- Opening Delimiter -
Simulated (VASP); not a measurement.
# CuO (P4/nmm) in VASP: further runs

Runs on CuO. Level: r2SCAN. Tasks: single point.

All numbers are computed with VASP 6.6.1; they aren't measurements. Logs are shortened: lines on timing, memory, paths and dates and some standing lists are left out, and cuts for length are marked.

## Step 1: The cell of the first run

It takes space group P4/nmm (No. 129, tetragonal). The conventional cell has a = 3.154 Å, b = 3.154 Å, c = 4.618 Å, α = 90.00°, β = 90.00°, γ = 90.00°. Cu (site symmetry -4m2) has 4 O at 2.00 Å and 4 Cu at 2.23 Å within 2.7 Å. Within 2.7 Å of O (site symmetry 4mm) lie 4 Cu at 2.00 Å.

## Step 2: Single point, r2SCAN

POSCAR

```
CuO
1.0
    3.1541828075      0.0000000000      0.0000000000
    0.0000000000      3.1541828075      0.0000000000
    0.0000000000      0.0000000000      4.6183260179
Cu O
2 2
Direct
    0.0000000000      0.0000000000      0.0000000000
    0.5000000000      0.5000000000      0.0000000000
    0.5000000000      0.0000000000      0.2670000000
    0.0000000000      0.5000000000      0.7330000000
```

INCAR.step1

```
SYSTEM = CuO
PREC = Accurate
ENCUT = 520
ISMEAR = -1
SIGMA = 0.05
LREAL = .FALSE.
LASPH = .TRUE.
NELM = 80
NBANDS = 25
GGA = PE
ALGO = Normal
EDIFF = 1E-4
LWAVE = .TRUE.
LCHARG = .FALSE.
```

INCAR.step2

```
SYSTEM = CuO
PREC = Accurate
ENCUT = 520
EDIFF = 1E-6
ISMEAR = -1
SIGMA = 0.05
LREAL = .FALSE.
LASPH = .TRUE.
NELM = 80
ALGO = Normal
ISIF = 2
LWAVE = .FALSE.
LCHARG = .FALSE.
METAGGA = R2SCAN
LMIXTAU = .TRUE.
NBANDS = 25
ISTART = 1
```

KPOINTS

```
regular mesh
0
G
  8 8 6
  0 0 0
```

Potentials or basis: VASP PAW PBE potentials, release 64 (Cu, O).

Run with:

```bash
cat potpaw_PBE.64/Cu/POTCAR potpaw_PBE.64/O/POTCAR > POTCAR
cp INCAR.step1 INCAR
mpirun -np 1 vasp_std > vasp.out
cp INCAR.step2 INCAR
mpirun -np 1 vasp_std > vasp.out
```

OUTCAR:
- Closing Delimiter -

▶ **WORK ORDER**
Having output the line that contains "It takes space", stop. Every line before it, back to the first line of the data, must be reproduced exactly.

▶ **EXERCISE RESPONSE**
Simulated (VASP); not a measurement.
# CuO (P4/nmm) in VASP: further runs

Runs on CuO. Level: r2SCAN. Tasks: single point.

All numbers are computed with VASP 6.6.1; they aren't measurements. Logs are shortened: lines on timing, memory, paths and dates and some standing lists are left out, and cuts for length are marked.

## Step 1: The cell of the first run

It takes space group P4/nmm (No. 129, tetragonal). The conventional cell has a = 3.154 Å, b = 3.154 Å, c = 4.618 Å, α = 90.00°, β = 90.00°, γ = 90.00°. Cu (site symmetry -4m2) has 4 O at 2.00 Å and 4 Cu at 2.23 Å within 2.7 Å. Within 2.7 Å of O (site symmetry 4mm) lie 4 Cu at 2.00 Å.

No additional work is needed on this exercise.